▶ **PROVIDED DATA**
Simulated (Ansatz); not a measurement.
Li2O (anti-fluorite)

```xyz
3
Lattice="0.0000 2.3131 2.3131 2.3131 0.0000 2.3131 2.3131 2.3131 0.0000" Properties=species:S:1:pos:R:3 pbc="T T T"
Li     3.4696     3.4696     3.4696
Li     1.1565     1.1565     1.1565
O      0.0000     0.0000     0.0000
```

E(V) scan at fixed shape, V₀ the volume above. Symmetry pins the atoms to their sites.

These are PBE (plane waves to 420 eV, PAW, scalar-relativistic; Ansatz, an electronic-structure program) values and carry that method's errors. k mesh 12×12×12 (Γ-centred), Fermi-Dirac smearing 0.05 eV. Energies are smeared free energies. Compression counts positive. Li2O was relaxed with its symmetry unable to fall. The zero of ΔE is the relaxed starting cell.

▶ **EXERCISE**
All of the entries should be transcribed exactly as they appear.

▶ **WRITTEN SOLUTION**
Simulated (Ansatz); not a measurement.
Li2O (anti-fluorite)

```xyz
3
Lattice="0.0000 2.3131 2.3131 2.3131 0.0000 2.3131 2.3131 2.3131 0.0000" Properties=species:S:1:pos:R:3 pbc="T T T"
Li     3.4696     3.4696     3.4696
Li     1.1565     1.1565     1.1565
O      0.0000     0.0000     0.0000
```

E(V) scan at fixed shape, V₀ the volume above. Symmetry pins the atoms to their sites.

These are PBE (plane waves to 420 eV, PAW, scalar-relativistic; Ansatz, an electronic-structure program) values and carry that method's errors. k mesh 12×12×12 (Γ-centred), Fermi-Dirac smearing 0.05 eV. Energies are smeared free energies. Compression counts positive. Li2O was relaxed with its symmetry unable to fall. The zero of ΔE is the relaxed starting cell.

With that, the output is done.